▶ **Work request**
Line by line, retype the material below exactly, from its first line up to and including the one holding "A. Its lowest".

▶ **Information given**
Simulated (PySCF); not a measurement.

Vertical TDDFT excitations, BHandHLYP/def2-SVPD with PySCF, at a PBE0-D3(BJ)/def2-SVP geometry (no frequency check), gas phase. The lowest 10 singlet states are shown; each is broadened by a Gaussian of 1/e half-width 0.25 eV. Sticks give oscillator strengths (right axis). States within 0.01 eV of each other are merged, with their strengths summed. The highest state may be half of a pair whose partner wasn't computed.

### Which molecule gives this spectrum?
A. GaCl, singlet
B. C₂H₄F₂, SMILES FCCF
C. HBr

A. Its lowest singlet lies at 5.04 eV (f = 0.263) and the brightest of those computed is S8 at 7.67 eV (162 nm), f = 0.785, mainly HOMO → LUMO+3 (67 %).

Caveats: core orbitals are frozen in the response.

▶ **Task answer**
Simulated (PySCF); not a measurement.

Vertical TDDFT excitations, BHandHLYP/def2-SVPD with PySCF, at a PBE0-D3(BJ)/def2-SVP geometry (no frequency check), gas phase. The lowest 10 singlet states are shown; each is broadened by a Gaussian of 1/e half-width 0.25 eV. Sticks give oscillator strengths (right axis). States within 0.01 eV of each other are merged, with their strengths summed. The highest state may be half of a pair whose partner wasn't computed.

### Which molecule gives this spectrum?
A. GaCl, singlet
B. C₂H₄F₂, SMILES FCCF
C. HBr

A. Its lowest singlet lies at 5.04 eV (f = 0.263) and the brightest of those computed is S8 at 7.67 eV (162 nm), f = 0.785, mainly HOMO → LUMO+3 (67 %).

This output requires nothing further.